(RECORDS PROVIDED Opens)

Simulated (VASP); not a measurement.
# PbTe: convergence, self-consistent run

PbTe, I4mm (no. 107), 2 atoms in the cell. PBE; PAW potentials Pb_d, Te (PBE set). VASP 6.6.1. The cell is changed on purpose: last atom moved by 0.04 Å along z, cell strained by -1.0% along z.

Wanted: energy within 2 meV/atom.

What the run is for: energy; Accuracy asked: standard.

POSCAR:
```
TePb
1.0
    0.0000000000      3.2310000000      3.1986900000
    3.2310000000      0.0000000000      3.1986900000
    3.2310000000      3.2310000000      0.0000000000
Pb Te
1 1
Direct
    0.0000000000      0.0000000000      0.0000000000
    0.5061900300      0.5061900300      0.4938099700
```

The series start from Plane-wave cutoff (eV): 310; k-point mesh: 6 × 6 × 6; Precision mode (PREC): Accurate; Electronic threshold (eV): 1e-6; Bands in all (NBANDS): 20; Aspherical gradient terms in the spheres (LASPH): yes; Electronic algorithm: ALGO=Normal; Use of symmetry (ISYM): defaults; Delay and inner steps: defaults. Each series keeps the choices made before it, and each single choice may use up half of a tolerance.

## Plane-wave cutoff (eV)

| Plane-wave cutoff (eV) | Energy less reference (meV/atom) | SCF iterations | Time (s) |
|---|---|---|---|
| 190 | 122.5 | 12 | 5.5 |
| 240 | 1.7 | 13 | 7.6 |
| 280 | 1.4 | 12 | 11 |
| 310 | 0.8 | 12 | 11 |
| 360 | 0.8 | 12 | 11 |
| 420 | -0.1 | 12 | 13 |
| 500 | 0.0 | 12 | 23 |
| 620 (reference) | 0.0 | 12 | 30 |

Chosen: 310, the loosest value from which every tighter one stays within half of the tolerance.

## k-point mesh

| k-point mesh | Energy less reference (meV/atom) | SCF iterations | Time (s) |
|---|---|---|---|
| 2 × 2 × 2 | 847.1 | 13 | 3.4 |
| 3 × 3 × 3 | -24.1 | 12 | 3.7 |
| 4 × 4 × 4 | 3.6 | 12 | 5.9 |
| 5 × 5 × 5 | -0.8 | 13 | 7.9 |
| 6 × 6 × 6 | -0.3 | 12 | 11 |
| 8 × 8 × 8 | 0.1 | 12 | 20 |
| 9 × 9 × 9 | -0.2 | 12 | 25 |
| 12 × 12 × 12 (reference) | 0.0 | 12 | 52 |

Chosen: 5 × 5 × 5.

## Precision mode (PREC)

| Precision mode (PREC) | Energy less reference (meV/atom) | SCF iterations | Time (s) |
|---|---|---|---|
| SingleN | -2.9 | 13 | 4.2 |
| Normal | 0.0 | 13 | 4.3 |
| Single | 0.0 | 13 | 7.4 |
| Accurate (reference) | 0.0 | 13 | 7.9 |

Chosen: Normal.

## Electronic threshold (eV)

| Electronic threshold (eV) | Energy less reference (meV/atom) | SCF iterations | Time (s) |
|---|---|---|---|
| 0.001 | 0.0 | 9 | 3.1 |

(RECORDS PROVIDED Closes)

§ EXERCISE:
Give back the entries above exactly as they are, from their first line through the line that contains "What the run", both included, with nothing else.

§ WORKED SOLUTION:
Simulated (VASP); not a measurement.
# PbTe: convergence, self-consistent run

PbTe, I4mm (no. 107), 2 atoms in the cell. PBE; PAW potentials Pb_d, Te (PBE set). VASP 6.6.1. The cell is changed on purpose: last atom moved by 0.04 Å along z, cell strained by -1.0% along z.

Wanted: energy within 2 meV/atom.

What the run is for: energy; Accuracy asked: standard.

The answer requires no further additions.